WORK REQUEST ▸
When you return the entries, keep every word and mark exactly as it is.

◆ ◆ ◆

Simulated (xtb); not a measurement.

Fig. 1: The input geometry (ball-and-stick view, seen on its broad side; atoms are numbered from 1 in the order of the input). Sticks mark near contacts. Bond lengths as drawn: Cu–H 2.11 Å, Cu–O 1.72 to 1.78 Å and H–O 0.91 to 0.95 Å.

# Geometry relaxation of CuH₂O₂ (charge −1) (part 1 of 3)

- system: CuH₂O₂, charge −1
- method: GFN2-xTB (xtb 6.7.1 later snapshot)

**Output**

◆ ◆ ◆

WORKED SOLUTION ▸
Simulated (xtb); not a measurement.

Fig. 1: The input geometry (ball-and-stick view, seen on its broad side; atoms are numbered from 1 in the order of the input). Sticks mark near contacts. Bond lengths as drawn: Cu–H 2.11 Å, Cu–O 1.72 to 1.78 Å and H–O 0.91 to 0.95 Å.

# Geometry relaxation of CuH₂O₂ (charge −1) (part 1 of 3)

- system: CuH₂O₂, charge −1
- method: GFN2-xTB (xtb 6.7.1 later snapshot)

**Output**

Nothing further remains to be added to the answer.